--- START ---

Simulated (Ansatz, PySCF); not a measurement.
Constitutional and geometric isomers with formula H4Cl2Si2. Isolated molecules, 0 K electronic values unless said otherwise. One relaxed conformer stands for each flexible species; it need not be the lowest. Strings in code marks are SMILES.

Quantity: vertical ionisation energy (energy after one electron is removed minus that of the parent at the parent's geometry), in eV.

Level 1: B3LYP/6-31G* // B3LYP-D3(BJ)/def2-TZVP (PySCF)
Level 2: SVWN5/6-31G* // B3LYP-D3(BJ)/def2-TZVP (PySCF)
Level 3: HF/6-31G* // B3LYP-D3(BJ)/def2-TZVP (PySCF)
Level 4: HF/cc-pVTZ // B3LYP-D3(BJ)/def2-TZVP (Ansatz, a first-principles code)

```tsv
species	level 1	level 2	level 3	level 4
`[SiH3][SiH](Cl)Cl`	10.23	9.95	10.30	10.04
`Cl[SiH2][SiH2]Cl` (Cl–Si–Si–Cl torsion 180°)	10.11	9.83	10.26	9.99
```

--- END ---

### Work instruction
The data above needs to be given again exactly, with no line left out.

### Response
Simulated (Ansatz, PySCF); not a measurement.
Constitutional and geometric isomers with formula H4Cl2Si2. Isolated molecules, 0 K electronic values unless said otherwise. One relaxed conformer stands for each flexible species; it need not be the lowest. Strings in code marks are SMILES.

Quantity: vertical ionisation energy (energy after one electron is removed minus that of the parent at the parent's geometry), in eV.

Level 1: B3LYP/6-31G* // B3LYP-D3(BJ)/def2-TZVP (PySCF)
Level 2: SVWN5/6-31G* // B3LYP-D3(BJ)/def2-TZVP (PySCF)
Level 3: HF/6-31G* // B3LYP-D3(BJ)/def2-TZVP (PySCF)
Level 4: HF/cc-pVTZ // B3LYP-D3(BJ)/def2-TZVP (Ansatz, a first-principles code)

```tsv
species	level 1	level 2	level 3	level 4
`[SiH3][SiH](Cl)Cl`	10.23	9.95	10.30	10.04
`Cl[SiH2][SiH2]Cl` (Cl–Si–Si–Cl torsion 180°)	10.11	9.83	10.26	9.99
```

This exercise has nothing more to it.